[Material provided Boundary: Start]

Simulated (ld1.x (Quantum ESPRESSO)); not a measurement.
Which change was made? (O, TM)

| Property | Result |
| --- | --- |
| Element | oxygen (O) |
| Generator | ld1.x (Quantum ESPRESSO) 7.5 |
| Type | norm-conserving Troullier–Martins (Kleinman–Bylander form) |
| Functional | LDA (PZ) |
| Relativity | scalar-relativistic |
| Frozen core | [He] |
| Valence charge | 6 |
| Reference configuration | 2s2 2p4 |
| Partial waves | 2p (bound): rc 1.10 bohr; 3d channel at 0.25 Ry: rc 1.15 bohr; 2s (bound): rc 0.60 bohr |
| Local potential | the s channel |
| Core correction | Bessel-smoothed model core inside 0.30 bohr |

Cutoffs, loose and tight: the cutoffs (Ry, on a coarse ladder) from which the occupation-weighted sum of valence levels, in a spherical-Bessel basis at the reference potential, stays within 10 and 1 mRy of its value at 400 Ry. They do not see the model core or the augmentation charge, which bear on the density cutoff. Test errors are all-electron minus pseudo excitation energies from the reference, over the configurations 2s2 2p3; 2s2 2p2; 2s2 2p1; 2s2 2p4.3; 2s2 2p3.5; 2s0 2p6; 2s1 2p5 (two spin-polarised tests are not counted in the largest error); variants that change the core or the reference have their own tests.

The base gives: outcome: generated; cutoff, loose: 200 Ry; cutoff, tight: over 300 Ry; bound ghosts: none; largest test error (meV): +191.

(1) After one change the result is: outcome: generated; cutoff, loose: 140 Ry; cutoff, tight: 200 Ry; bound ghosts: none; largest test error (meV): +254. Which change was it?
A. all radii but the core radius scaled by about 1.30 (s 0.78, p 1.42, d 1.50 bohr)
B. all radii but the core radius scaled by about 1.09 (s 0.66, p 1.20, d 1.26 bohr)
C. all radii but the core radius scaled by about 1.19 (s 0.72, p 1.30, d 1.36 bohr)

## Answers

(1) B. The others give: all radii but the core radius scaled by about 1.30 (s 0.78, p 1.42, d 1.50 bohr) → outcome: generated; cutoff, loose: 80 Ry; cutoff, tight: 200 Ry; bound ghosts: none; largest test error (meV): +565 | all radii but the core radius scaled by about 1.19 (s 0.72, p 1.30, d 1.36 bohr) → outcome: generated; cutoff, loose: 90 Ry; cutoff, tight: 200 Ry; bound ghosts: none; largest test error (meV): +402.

[Material provided Boundary: End]

*Assignment*
Lines from the beginning of the data above through the line containing "(1) After one" are to be returned exactly, and no others.

*Exercise result*
Simulated (ld1.x (Quantum ESPRESSO)); not a measurement.
Which change was made? (O, TM)

| Property | Result |
| --- | --- |
| Element | oxygen (O) |
| Generator | ld1.x (Quantum ESPRESSO) 7.5 |
| Type | norm-conserving Troullier–Martins (Kleinman–Bylander form) |
| Functional | LDA (PZ) |
| Relativity | scalar-relativistic |
| Frozen core | [He] |
| Valence charge | 6 |
| Reference configuration | 2s2 2p4 |
| Partial waves | 2p (bound): rc 1.10 bohr; 3d channel at 0.25 Ry: rc 1.15 bohr; 2s (bound): rc 0.60 bohr |
| Local potential | the s channel |
| Core correction | Bessel-smoothed model core inside 0.30 bohr |

Cutoffs, loose and tight: the cutoffs (Ry, on a coarse ladder) from which the occupation-weighted sum of valence levels, in a spherical-Bessel basis at the reference potential, stays within 10 and 1 mRy of its value at 400 Ry. They do not see the model core or the augmentation charge, which bear on the density cutoff. Test errors are all-electron minus pseudo excitation energies from the reference, over the configurations 2s2 2p3; 2s2 2p2; 2s2 2p1; 2s2 2p4.3; 2s2 2p3.5; 2s0 2p6; 2s1 2p5 (two spin-polarised tests are not counted in the largest error); variants that change the core or the reference have their own tests.

The base gives: outcome: generated; cutoff, loose: 200 Ry; cutoff, tight: over 300 Ry; bound ghosts: none; largest test error (meV): +191.

(1) After one change the result is: outcome: generated; cutoff, loose: 140 Ry; cutoff, tight: 200 Ry; bound ghosts: none; largest test error (meV): +254. Which change was it?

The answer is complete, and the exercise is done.